----------
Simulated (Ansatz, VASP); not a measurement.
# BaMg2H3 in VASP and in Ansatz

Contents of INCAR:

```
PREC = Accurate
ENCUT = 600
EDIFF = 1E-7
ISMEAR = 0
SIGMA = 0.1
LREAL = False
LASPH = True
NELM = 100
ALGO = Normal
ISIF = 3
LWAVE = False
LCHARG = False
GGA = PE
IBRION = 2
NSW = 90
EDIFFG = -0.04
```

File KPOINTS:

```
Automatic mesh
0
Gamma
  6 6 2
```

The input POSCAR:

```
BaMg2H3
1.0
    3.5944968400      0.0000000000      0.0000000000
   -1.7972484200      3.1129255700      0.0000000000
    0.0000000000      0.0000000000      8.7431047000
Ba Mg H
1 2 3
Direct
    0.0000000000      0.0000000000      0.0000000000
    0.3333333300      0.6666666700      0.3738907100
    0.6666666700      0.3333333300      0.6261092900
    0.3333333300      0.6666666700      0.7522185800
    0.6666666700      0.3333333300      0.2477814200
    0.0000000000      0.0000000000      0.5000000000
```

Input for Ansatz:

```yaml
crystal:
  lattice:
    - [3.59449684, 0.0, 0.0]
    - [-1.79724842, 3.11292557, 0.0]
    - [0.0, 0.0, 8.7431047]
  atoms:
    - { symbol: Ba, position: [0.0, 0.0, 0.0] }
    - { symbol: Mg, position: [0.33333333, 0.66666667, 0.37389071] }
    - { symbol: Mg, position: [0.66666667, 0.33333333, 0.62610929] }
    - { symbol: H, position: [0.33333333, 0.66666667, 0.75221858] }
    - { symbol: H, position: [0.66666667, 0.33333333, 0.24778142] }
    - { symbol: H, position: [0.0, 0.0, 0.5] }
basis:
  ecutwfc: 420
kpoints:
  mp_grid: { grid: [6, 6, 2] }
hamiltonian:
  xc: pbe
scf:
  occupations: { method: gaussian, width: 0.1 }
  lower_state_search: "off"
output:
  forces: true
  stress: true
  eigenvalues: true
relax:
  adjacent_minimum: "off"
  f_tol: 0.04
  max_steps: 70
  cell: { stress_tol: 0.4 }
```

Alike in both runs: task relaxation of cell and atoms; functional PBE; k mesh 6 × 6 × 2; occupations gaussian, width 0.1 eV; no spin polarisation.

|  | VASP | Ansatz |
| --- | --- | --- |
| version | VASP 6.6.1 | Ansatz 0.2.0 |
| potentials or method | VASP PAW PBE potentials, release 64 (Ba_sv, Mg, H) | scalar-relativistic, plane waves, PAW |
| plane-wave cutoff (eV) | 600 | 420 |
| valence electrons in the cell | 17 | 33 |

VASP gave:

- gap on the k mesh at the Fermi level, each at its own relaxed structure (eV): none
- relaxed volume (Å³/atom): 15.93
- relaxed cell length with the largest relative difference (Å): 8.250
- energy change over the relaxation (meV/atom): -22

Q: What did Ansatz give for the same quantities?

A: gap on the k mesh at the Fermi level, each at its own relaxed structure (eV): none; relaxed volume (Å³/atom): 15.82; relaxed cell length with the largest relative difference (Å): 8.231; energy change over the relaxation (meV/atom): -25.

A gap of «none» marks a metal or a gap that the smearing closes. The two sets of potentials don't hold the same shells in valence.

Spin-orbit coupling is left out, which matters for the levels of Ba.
----------

- Brief:
Nothing but the lines from the start of the data through the line holding "- relaxed volume (Å³/atom): 15.93" should be restated, and each one exactly.

- Result:
Simulated (Ansatz, VASP); not a measurement.
# BaMg2H3 in VASP and in Ansatz

Contents of INCAR:

```
PREC = Accurate
ENCUT = 600
EDIFF = 1E-7
ISMEAR = 0
SIGMA = 0.1
LREAL = False
LASPH = True
NELM = 100
ALGO = Normal
ISIF = 3
LWAVE = False
LCHARG = False
GGA = PE
IBRION = 2
NSW = 90
EDIFFG = -0.04
```

File KPOINTS:

```
Automatic mesh
0
Gamma
  6 6 2
```

The input POSCAR:

```
BaMg2H3
1.0
    3.5944968400      0.0000000000      0.0000000000
   -1.7972484200      3.1129255700      0.0000000000
    0.0000000000      0.0000000000      8.7431047000
Ba Mg H
1 2 3
Direct
    0.0000000000      0.0000000000      0.0000000000
    0.3333333300      0.6666666700      0.3738907100
    0.6666666700      0.3333333300      0.6261092900
    0.3333333300      0.6666666700      0.7522185800
    0.6666666700      0.3333333300      0.2477814200
    0.0000000000      0.0000000000      0.5000000000
```

Input for Ansatz:

```yaml
crystal:
  lattice:
    - [3.59449684, 0.0, 0.0]
    - [-1.79724842, 3.11292557, 0.0]
    - [0.0, 0.0, 8.7431047]
  atoms:
    - { symbol: Ba, position: [0.0, 0.0, 0.0] }
    - { symbol: Mg, position: [0.33333333, 0.66666667, 0.37389071] }
    - { symbol: Mg, position: [0.66666667, 0.33333333, 0.62610929] }
    - { symbol: H, position: [0.33333333, 0.66666667, 0.75221858] }
    - { symbol: H, position: [0.66666667, 0.33333333, 0.24778142] }
    - { symbol: H, position: [0.0, 0.0, 0.5] }
basis:
  ecutwfc: 420
kpoints:
  mp_grid: { grid: [6, 6, 2] }
hamiltonian:
  xc: pbe
scf:
  occupations: { method: gaussian, width: 0.1 }
  lower_state_search: "off"
output:
  forces: true
  stress: true
  eigenvalues: true
relax:
  adjacent_minimum: "off"
  f_tol: 0.04
  max_steps: 70
  cell: { stress_tol: 0.4 }
```

Alike in both runs: task relaxation of cell and atoms; functional PBE; k mesh 6 × 6 × 2; occupations gaussian, width 0.1 eV; no spin polarisation.

|  | VASP | Ansatz |
| --- | --- | --- |
| version | VASP 6.6.1 | Ansatz 0.2.0 |
| potentials or method | VASP PAW PBE potentials, release 64 (Ba_sv, Mg, H) | scalar-relativistic, plane waves, PAW |
| plane-wave cutoff (eV) | 600 | 420 |
| valence electrons in the cell | 17 | 33 |

VASP gave:

- gap on the k mesh at the Fermi level, each at its own relaxed structure (eV): none
- relaxed volume (Å³/atom): 15.93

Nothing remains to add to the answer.